▶ [Work order]:
Using the listing below, copy exactly the lines from the one containing "The hyperfine couplings" to the one containing "Level of theory: UKS", both lines included, and no others.

▶ [Provided material]:
:::::

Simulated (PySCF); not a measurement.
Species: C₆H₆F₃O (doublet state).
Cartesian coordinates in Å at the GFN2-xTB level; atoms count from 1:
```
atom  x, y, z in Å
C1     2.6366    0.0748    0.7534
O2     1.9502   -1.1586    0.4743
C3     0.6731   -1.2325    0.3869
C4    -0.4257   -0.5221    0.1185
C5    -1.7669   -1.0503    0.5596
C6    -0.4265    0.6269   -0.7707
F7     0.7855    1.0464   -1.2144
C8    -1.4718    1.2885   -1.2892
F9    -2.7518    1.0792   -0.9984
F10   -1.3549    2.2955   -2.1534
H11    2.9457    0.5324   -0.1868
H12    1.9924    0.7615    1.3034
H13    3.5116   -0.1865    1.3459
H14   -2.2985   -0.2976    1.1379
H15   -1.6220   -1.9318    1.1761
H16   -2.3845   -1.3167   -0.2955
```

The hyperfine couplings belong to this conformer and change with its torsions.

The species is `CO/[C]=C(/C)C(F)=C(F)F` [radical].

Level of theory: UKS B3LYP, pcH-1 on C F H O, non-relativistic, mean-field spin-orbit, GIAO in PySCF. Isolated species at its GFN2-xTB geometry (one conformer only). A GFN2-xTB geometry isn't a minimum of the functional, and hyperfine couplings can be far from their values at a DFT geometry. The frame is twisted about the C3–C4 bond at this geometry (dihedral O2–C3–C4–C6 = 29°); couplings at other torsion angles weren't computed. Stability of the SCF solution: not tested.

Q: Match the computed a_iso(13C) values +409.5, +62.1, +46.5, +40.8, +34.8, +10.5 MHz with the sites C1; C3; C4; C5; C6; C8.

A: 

:::::

▶ [Answer section]:
The hyperfine couplings belong to this conformer and change with its torsions.

The species is `CO/[C]=C(/C)C(F)=C(F)F` [radical].

Level of theory: UKS B3LYP, pcH-1 on C F H O, non-relativistic, mean-field spin-orbit, GIAO in PySCF. Isolated species at its GFN2-xTB geometry (one conformer only). A GFN2-xTB geometry isn't a minimum of the functional, and hyperfine couplings can be far from their values at a DFT geometry. The frame is twisted about the C3–C4 bond at this geometry (dihedral O2–C3–C4–C6 = 29°); couplings at other torsion angles weren't computed. Stability of the SCF solution: not tested.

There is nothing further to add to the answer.